Assigned task. Retype each record exactly.

Supplied material.
________________________________________
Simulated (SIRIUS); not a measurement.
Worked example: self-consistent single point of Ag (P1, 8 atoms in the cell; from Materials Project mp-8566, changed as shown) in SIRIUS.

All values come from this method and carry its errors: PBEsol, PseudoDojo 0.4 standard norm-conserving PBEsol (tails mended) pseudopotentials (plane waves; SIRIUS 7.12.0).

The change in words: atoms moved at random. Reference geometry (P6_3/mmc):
________________________________________

Written response.
Simulated (SIRIUS); not a measurement.
Worked example: self-consistent single point of Ag (P1, 8 atoms in the cell; from Materials Project mp-8566, changed as shown) in SIRIUS.

All values come from this method and carry its errors: PBEsol, PseudoDojo 0.4 standard norm-conserving PBEsol (tails mended) pseudopotentials (plane waves; SIRIUS 7.12.0).

The change in words: atoms moved at random. Reference geometry (P6_3/mmc):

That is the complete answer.